─── PROVIDED MATERIAL

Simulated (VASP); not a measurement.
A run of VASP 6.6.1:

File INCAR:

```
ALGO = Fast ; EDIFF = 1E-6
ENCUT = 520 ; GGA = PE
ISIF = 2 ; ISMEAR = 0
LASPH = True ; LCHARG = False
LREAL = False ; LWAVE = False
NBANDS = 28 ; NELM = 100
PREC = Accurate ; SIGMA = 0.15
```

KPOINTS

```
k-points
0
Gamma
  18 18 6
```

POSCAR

──────

§ WORK ORDER: Every entry shown above is to be written out exactly.

§ WORKED SOLUTION:
Simulated (VASP); not a measurement.
A run of VASP 6.6.1:

File INCAR:

```
ALGO = Fast ; EDIFF = 1E-6
ENCUT = 520 ; GGA = PE
ISIF = 2 ; ISMEAR = 0
LASPH = True ; LCHARG = False
LREAL = False ; LWAVE = False
NBANDS = 28 ; NELM = 100
PREC = Accurate ; SIGMA = 0.15
```

KPOINTS

```
k-points
0
Gamma
  18 18 6
```

POSCAR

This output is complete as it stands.